### ASSIGNED TASK:
Transcribe only the lines of the listing below from the one holding "Ansatz relaxed the" through the one holding "Ansatz 0.2.0 |", inclusive, without any change.

### DATA EXTRACT:
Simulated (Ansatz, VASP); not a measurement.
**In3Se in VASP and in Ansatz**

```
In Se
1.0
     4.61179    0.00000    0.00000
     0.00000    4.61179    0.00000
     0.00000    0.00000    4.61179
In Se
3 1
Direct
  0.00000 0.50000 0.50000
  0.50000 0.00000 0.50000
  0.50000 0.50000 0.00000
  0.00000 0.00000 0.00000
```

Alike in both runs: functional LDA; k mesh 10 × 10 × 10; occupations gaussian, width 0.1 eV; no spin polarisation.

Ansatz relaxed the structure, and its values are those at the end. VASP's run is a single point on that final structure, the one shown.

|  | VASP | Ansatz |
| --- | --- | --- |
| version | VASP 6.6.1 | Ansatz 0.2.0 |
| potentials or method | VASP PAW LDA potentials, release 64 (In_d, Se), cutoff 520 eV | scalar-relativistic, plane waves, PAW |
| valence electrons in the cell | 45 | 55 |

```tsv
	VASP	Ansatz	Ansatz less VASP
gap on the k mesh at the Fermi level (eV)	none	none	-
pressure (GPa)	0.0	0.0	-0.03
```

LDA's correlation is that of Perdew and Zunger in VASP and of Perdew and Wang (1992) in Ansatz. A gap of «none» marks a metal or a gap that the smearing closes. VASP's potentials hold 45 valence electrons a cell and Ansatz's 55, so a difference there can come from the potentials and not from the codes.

### RESPONSE BOX:
Ansatz relaxed the structure, and its values are those at the end. VASP's run is a single point on that final structure, the one shown.

|  | VASP | Ansatz |
| --- | --- | --- |
| version | VASP 6.6.1 | Ansatz 0.2.0 |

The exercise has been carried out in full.